### Listed entries
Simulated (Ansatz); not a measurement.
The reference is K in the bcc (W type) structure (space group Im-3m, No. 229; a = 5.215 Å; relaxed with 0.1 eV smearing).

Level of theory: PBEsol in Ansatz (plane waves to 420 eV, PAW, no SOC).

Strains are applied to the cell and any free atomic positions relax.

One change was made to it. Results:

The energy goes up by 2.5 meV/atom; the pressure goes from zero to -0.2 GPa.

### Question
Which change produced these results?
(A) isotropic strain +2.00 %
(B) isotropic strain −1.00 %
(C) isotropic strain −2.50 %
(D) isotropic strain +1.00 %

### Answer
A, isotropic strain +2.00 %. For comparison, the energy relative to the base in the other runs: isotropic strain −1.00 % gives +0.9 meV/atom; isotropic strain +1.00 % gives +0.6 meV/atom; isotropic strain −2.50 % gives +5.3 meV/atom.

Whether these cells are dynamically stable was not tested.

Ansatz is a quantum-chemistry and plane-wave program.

### Activity
Copy only this part of the entries above: the line with "(D) isotropic strain +1.00 %", the line with "Whether these cells", and the lines between, all exactly as written.

### Written answer
(D) isotropic strain +1.00 %

### Answer
A, isotropic strain +2.00 %. For comparison, the energy relative to the base in the other runs: isotropic strain −1.00 % gives +0.9 meV/atom; isotropic strain +1.00 % gives +0.6 meV/atom; isotropic strain −2.50 % gives +5.3 meV/atom.

Whether these cells are dynamically stable was not tested.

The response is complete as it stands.